» **WORK REQUEST**:
From the listing below, output only the lines starting at the line that has "- Spin: no spin polarisation" and ending at the line that has "- Further INCAR", exactly as they appear, ends included.

Content starts

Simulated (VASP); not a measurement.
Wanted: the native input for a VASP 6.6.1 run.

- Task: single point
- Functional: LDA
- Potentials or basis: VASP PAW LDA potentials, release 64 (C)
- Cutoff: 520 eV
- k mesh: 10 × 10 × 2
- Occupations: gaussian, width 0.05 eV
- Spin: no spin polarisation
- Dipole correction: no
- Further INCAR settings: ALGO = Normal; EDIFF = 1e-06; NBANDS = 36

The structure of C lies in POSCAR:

Content ends

» **TASK ANSWER**:
- Spin: no spin polarisation
- Dipole correction: no
- Further INCAR settings: ALGO = Normal; EDIFF = 1e-06; NBANDS = 36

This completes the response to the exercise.